**Extracted data:**
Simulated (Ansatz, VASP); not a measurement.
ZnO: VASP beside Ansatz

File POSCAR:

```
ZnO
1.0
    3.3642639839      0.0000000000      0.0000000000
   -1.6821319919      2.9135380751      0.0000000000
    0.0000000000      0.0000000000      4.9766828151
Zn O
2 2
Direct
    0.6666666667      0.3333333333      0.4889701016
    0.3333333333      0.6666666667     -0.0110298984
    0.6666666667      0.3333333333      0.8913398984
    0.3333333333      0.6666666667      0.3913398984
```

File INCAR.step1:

**Work task:**
All of the data above should be set down again exactly.

**Answer box:**
Simulated (Ansatz, VASP); not a measurement.
ZnO: VASP beside Ansatz

File POSCAR:

```
ZnO
1.0
    3.3642639839      0.0000000000      0.0000000000
   -1.6821319919      2.9135380751      0.0000000000
    0.0000000000      0.0000000000      4.9766828151
Zn O
2 2
Direct
    0.6666666667      0.3333333333      0.4889701016
    0.3333333333      0.6666666667     -0.0110298984
    0.6666666667      0.3333333333      0.8913398984
    0.3333333333      0.6666666667      0.3913398984
```

File INCAR.step1:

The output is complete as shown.